- Action item
The answer must be the complete listing, reproduced exactly.

Material shown Block Start
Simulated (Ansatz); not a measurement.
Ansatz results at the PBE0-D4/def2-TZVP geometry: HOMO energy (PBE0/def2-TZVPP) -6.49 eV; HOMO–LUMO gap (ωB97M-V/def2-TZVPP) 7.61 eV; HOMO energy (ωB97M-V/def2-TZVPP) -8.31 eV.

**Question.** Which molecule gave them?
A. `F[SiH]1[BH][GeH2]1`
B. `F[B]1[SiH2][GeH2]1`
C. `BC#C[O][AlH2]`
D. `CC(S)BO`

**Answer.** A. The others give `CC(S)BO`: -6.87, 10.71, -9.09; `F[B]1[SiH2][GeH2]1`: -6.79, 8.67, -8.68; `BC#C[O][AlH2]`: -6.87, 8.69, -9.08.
Material shown Block End

- Task result
Simulated (Ansatz); not a measurement.
Ansatz results at the PBE0-D4/def2-TZVP geometry: HOMO energy (PBE0/def2-TZVPP) -6.49 eV; HOMO–LUMO gap (ωB97M-V/def2-TZVPP) 7.61 eV; HOMO energy (ωB97M-V/def2-TZVPP) -8.31 eV.

**Question.** Which molecule gave them?
A. `F[SiH]1[BH][GeH2]1`
B. `F[B]1[SiH2][GeH2]1`
C. `BC#C[O][AlH2]`
D. `CC(S)BO`

**Answer.** A. The others give `CC(S)BO`: -6.87, 10.71, -9.09; `F[B]1[SiH2][GeH2]1`: -6.79, 8.67, -8.68; `BC#C[O][AlH2]`: -6.87, 8.69, -9.08.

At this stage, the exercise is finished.